=== REQUIRED ACTION ===
Restate the records exactly. Include all of them.

=== SUPPLIED ENTRIES ===
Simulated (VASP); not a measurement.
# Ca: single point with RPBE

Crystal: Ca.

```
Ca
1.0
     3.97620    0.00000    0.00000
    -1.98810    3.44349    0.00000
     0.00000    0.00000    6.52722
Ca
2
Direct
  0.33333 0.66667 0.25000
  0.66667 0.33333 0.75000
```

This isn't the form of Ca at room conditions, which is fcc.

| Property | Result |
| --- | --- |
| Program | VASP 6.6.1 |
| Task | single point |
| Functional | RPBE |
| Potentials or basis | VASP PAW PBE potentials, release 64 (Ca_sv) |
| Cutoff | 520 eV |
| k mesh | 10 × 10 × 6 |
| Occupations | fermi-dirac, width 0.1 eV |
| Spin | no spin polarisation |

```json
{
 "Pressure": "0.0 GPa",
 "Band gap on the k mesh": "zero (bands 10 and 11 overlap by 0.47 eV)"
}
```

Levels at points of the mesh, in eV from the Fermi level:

=== RESULT ===
Simulated (VASP); not a measurement.
# Ca: single point with RPBE

Crystal: Ca.

```
Ca
1.0
     3.97620    0.00000    0.00000
    -1.98810    3.44349    0.00000
     0.00000    0.00000    6.52722
Ca
2
Direct
  0.33333 0.66667 0.25000
  0.66667 0.33333 0.75000
```

This isn't the form of Ca at room conditions, which is fcc.

| Property | Result |
| --- | --- |
| Program | VASP 6.6.1 |
| Task | single point |
| Functional | RPBE |
| Potentials or basis | VASP PAW PBE potentials, release 64 (Ca_sv) |
| Cutoff | 520 eV |
| k mesh | 10 × 10 × 6 |
| Occupations | fermi-dirac, width 0.1 eV |
| Spin | no spin polarisation |

```json
{
 "Pressure": "0.0 GPa",
 "Band gap on the k mesh": "zero (bands 10 and 11 overlap by 0.47 eV)"
}
```

Levels at points of the mesh, in eV from the Fermi level:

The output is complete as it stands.